Action item: In the records below, find the line with "Runs of ABACUS" and the line with "76; (b) 74.". Print both exactly, along with every line between them, and no other line.

========

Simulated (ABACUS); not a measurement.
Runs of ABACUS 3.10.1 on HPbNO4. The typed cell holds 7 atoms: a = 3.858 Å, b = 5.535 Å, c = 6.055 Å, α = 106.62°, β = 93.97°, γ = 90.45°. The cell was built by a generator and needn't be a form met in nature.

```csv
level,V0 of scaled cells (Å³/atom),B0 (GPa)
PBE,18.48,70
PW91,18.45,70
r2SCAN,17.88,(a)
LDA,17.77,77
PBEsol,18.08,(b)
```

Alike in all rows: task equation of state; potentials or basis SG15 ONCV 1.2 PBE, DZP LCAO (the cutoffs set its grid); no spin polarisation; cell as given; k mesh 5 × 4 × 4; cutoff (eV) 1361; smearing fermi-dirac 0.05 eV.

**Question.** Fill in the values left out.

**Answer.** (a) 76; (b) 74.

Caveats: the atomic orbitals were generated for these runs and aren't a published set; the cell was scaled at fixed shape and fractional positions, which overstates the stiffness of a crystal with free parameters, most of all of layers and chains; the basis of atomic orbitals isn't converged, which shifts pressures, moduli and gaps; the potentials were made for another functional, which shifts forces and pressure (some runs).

========

Task solution:
Runs of ABACUS 3.10.1 on HPbNO4. The typed cell holds 7 atoms: a = 3.858 Å, b = 5.535 Å, c = 6.055 Å, α = 106.62°, β = 93.97°, γ = 90.45°. The cell was built by a generator and needn't be a form met in nature.

```csv
level,V0 of scaled cells (Å³/atom),B0 (GPa)
PBE,18.48,70
PW91,18.45,70
r2SCAN,17.88,(a)
LDA,17.77,77
PBEsol,18.08,(b)
```

Alike in all rows: task equation of state; potentials or basis SG15 ONCV 1.2 PBE, DZP LCAO (the cutoffs set its grid); no spin polarisation; cell as given; k mesh 5 × 4 × 4; cutoff (eV) 1361; smearing fermi-dirac 0.05 eV.

**Question.** Fill in the values left out.

**Answer.** (a) 76; (b) 74.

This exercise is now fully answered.